---+---
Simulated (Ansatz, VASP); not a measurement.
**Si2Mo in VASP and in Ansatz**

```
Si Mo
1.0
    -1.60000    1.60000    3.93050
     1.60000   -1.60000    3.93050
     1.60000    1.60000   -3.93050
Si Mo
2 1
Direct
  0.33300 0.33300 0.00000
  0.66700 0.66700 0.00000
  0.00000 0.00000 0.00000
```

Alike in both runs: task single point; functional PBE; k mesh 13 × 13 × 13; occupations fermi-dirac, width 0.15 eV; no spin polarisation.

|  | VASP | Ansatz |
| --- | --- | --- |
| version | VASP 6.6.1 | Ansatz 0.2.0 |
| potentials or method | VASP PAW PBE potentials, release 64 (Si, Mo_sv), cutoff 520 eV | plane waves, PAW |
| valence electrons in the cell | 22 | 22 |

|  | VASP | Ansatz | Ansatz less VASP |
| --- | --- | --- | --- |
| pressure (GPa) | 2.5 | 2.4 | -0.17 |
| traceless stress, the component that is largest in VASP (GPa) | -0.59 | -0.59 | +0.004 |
---+---

[Work task] Give an exact transcription of all the material.

[Solution]
Simulated (Ansatz, VASP); not a measurement.
**Si2Mo in VASP and in Ansatz**

```
Si Mo
1.0
    -1.60000    1.60000    3.93050
     1.60000   -1.60000    3.93050
     1.60000    1.60000   -3.93050
Si Mo
2 1
Direct
  0.33300 0.33300 0.00000
  0.66700 0.66700 0.00000
  0.00000 0.00000 0.00000
```

Alike in both runs: task single point; functional PBE; k mesh 13 × 13 × 13; occupations fermi-dirac, width 0.15 eV; no spin polarisation.

|  | VASP | Ansatz |
| --- | --- | --- |
| version | VASP 6.6.1 | Ansatz 0.2.0 |
| potentials or method | VASP PAW PBE potentials, release 64 (Si, Mo_sv), cutoff 520 eV | plane waves, PAW |
| valence electrons in the cell | 22 | 22 |

|  | VASP | Ansatz | Ansatz less VASP |
| --- | --- | --- | --- |
| pressure (GPa) | 2.5 | 2.4 | -0.17 |
| traceless stress, the component that is largest in VASP (GPa) | -0.59 | -0.59 | +0.004 |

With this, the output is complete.